- _Assigned task_: The answer should be an exact repeat of the stretch of material below from the line containing "A density functional" through the line containing "functional: r2SCAN".

- _Information given_:
************
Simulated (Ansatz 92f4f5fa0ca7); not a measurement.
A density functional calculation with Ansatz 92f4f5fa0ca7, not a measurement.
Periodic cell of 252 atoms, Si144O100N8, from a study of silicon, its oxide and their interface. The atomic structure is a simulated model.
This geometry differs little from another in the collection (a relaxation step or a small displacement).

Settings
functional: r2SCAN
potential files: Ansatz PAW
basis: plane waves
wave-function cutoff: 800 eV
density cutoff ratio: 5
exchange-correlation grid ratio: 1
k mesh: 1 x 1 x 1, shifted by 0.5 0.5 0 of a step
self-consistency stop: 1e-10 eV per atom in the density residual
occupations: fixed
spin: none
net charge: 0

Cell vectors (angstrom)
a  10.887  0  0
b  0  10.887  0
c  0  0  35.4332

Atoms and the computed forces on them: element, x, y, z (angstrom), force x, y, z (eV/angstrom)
************

- _Result_:
A density functional calculation with Ansatz 92f4f5fa0ca7, not a measurement.
Periodic cell of 252 atoms, Si144O100N8, from a study of silicon, its oxide and their interface. The atomic structure is a simulated model.
This geometry differs little from another in the collection (a relaxation step or a small displacement).

Settings
functional: r2SCAN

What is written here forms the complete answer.